=== Information shown ===

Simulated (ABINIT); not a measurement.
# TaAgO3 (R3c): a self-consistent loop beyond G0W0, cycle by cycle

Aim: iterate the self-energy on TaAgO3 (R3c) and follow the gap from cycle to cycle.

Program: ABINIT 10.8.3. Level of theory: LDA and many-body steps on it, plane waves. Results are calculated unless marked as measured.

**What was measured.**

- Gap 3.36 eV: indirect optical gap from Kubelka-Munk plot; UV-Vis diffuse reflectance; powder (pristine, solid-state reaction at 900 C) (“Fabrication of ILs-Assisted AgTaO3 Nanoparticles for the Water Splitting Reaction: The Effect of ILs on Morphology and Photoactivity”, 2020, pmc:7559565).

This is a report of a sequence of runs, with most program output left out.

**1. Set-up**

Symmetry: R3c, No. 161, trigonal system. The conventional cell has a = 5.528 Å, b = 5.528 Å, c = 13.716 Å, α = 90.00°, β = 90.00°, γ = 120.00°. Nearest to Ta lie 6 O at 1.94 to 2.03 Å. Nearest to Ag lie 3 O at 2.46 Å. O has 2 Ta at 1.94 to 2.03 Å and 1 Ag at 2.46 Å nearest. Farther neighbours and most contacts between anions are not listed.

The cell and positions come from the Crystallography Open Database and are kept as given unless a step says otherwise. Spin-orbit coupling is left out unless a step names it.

===

> [Assignment]
Your response must contain all of the records, copied exactly.

> [Answer space]
Simulated (ABINIT); not a measurement.
# TaAgO3 (R3c): a self-consistent loop beyond G0W0, cycle by cycle

Aim: iterate the self-energy on TaAgO3 (R3c) and follow the gap from cycle to cycle.

Program: ABINIT 10.8.3. Level of theory: LDA and many-body steps on it, plane waves. Results are calculated unless marked as measured.

**What was measured.**

- Gap 3.36 eV: indirect optical gap from Kubelka-Munk plot; UV-Vis diffuse reflectance; powder (pristine, solid-state reaction at 900 C) (“Fabrication of ILs-Assisted AgTaO3 Nanoparticles for the Water Splitting Reaction: The Effect of ILs on Morphology and Photoactivity”, 2020, pmc:7559565).

This is a report of a sequence of runs, with most program output left out.

**1. Set-up**

Symmetry: R3c, No. 161, trigonal system. The conventional cell has a = 5.528 Å, b = 5.528 Å, c = 13.716 Å, α = 90.00°, β = 90.00°, γ = 120.00°. Nearest to Ta lie 6 O at 1.94 to 2.03 Å. Nearest to Ag lie 3 O at 2.46 Å. O has 2 Ta at 1.94 to 2.03 Å and 1 Ag at 2.46 Å nearest. Farther neighbours and most contacts between anions are not listed.

The cell and positions come from the Crystallography Open Database and are kept as given unless a step says otherwise. Spin-orbit coupling is left out unless a step names it.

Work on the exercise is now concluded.